■ Study material
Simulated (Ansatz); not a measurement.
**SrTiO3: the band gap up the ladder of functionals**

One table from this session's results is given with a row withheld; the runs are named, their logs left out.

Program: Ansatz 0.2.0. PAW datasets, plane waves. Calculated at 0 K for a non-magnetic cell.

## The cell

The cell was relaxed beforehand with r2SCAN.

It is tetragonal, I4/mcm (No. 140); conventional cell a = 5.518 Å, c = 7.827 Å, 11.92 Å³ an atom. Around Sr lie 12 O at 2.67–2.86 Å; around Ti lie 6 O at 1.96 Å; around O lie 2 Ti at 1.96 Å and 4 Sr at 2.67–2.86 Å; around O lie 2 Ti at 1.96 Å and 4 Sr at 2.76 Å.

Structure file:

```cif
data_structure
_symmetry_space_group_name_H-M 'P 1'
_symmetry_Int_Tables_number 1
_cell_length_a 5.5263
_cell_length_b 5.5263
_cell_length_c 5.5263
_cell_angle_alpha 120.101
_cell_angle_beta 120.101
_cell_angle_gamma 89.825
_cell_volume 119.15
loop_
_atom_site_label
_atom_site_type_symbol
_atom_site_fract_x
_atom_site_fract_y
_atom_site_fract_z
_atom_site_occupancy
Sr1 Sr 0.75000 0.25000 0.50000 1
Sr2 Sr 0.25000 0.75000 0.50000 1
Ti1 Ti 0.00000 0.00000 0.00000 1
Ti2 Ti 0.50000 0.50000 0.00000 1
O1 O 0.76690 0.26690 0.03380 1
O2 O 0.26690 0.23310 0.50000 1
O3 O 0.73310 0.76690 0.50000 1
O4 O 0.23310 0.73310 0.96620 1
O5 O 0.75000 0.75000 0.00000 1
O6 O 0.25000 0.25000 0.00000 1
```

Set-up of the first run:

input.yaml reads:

■ Work item
Each line of the records, from the opening one through the line holding "## The cell", should be restated word for word, with nothing else in the answer.

■ Response box
Simulated (Ansatz); not a measurement.
**SrTiO3: the band gap up the ladder of functionals**

One table from this session's results is given with a row withheld; the runs are named, their logs left out.

Program: Ansatz 0.2.0. PAW datasets, plane waves. Calculated at 0 K for a non-magnetic cell.

## The cell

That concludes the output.